★ ★ ★
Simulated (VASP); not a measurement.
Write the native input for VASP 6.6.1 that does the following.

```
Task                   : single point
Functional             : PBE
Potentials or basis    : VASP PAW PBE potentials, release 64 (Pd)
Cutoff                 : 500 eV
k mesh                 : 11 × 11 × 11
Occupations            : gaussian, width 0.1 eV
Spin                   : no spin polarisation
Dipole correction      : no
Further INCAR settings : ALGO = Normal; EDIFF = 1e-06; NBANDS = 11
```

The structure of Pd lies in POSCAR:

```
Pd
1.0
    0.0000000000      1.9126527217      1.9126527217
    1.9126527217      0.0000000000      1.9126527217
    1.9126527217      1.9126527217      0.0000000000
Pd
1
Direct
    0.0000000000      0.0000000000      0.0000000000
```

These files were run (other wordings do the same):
★ ★ ★

Write out all the entries exactly.

*Task output*
Simulated (VASP); not a measurement.
Write the native input for VASP 6.6.1 that does the following.

```
Task                   : single point
Functional             : PBE
Potentials or basis    : VASP PAW PBE potentials, release 64 (Pd)
Cutoff                 : 500 eV
k mesh                 : 11 × 11 × 11
Occupations            : gaussian, width 0.1 eV
Spin                   : no spin polarisation
Dipole correction      : no
Further INCAR settings : ALGO = Normal; EDIFF = 1e-06; NBANDS = 11
```

The structure of Pd lies in POSCAR:

```
Pd
1.0
    0.0000000000      1.9126527217      1.9126527217
    1.9126527217      0.0000000000      1.9126527217
    1.9126527217      1.9126527217      0.0000000000
Pd
1
Direct
    0.0000000000      0.0000000000      0.0000000000
```

These files were run (other wordings do the same):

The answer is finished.